▸ Requirement: Nothing should be left out when you copy the entries below.

═══ Entries supplied
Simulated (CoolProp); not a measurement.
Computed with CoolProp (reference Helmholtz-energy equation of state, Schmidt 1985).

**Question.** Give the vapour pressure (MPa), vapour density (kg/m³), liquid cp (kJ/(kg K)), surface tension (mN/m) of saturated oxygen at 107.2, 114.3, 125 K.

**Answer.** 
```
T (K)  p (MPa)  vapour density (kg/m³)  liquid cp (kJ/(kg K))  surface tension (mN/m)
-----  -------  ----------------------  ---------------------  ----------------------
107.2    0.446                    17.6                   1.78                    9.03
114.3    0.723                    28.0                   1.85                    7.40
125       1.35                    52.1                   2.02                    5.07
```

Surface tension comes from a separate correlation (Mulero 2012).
══════

▸ Task answer:
Simulated (CoolProp); not a measurement.
Computed with CoolProp (reference Helmholtz-energy equation of state, Schmidt 1985).

**Question.** Give the vapour pressure (MPa), vapour density (kg/m³), liquid cp (kJ/(kg K)), surface tension (mN/m) of saturated oxygen at 107.2, 114.3, 125 K.

**Answer.** 
```
T (K)  p (MPa)  vapour density (kg/m³)  liquid cp (kJ/(kg K))  surface tension (mN/m)
-----  -------  ----------------------  ---------------------  ----------------------
107.2    0.446                    17.6                   1.78                    9.03
114.3    0.723                    28.0                   1.85                    7.40
125       1.35                    52.1                   2.02                    5.07
```

Surface tension comes from a separate correlation (Mulero 2012).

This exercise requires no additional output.